_DATA EXTRACT_
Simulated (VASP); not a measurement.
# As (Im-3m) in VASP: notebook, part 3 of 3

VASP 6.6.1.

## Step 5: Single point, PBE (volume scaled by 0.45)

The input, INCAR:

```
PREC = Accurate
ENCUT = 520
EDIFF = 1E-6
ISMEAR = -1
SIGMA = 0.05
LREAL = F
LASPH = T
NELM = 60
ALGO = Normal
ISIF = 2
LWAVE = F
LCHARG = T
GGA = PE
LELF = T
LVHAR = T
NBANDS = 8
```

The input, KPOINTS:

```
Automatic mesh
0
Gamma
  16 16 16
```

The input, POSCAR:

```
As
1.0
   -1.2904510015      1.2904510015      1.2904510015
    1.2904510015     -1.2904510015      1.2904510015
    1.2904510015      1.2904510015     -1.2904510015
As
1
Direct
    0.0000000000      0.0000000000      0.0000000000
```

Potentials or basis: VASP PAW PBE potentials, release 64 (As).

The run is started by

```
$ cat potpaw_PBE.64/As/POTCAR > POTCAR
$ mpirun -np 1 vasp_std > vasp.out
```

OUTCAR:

_TASK ITEM_
Keep every word intact and transcribe the records in full.

_YOUR SOLUTION_
Simulated (VASP); not a measurement.
# As (Im-3m) in VASP: notebook, part 3 of 3

VASP 6.6.1.

## Step 5: Single point, PBE (volume scaled by 0.45)

The input, INCAR:

```
PREC = Accurate
ENCUT = 520
EDIFF = 1E-6
ISMEAR = -1
SIGMA = 0.05
LREAL = F
LASPH = T
NELM = 60
ALGO = Normal
ISIF = 2
LWAVE = F
LCHARG = T
GGA = PE
LELF = T
LVHAR = T
NBANDS = 8
```

The input, KPOINTS:

```
Automatic mesh
0
Gamma
  16 16 16
```

The input, POSCAR:

```
As
1.0
   -1.2904510015      1.2904510015      1.2904510015
    1.2904510015     -1.2904510015      1.2904510015
    1.2904510015      1.2904510015     -1.2904510015
As
1
Direct
    0.0000000000      0.0000000000      0.0000000000
```

Potentials or basis: VASP PAW PBE potentials, release 64 (As).

The run is started by

```
$ cat potpaw_PBE.64/As/POTCAR > POTCAR
$ mpirun -np 1 vasp_std > vasp.out
```

OUTCAR:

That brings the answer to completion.